EXTRACTED ENTRIES ▸
——————————

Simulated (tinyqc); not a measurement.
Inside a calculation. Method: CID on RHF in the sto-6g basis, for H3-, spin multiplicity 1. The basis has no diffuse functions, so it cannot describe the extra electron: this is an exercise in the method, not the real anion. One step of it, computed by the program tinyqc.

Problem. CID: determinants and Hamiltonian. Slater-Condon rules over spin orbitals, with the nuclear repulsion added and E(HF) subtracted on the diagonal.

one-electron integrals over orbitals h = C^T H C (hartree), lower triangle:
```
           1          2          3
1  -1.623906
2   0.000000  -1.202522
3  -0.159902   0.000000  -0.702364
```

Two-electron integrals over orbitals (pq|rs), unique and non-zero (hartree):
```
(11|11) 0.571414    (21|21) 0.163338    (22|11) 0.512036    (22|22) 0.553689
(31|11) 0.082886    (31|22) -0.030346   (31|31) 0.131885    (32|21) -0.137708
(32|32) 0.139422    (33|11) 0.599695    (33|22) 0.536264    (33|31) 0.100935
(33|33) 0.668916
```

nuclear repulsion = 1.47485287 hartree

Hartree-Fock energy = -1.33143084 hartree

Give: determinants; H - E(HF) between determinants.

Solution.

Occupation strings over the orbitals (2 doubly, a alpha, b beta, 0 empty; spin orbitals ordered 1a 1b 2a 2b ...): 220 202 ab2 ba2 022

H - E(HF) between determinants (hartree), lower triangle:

——————————

Repeat back all of the material, character for character.

ANSWER AREA ▸
Simulated (tinyqc); not a measurement.
Inside a calculation. Method: CID on RHF in the sto-6g basis, for H3-, spin multiplicity 1. The basis has no diffuse functions, so it cannot describe the extra electron: this is an exercise in the method, not the real anion. One step of it, computed by the program tinyqc.

Problem. CID: determinants and Hamiltonian. Slater-Condon rules over spin orbitals, with the nuclear repulsion added and E(HF) subtracted on the diagonal.

one-electron integrals over orbitals h = C^T H C (hartree), lower triangle:
```
           1          2          3
1  -1.623906
2   0.000000  -1.202522
3  -0.159902   0.000000  -0.702364
```

Two-electron integrals over orbitals (pq|rs), unique and non-zero (hartree):
```
(11|11) 0.571414    (21|21) 0.163338    (22|11) 0.512036    (22|22) 0.553689
(31|11) 0.082886    (31|22) -0.030346   (31|31) 0.131885    (32|21) -0.137708
(32|32) 0.139422    (33|11) 0.599695    (33|22) 0.536264    (33|31) 0.100935
(33|33) 0.668916
```

nuclear repulsion = 1.47485287 hartree

Hartree-Fock energy = -1.33143084 hartree

Give: determinants; H - E(HF) between determinants.

Solution.

Occupation strings over the orbitals (2 doubly, a alpha, b beta, 0 empty; spin orbitals ordered 1a 1b 2a 2b ...): 220 202 ab2 ba2 022

H - E(HF) between determinants (hartree), lower triangle:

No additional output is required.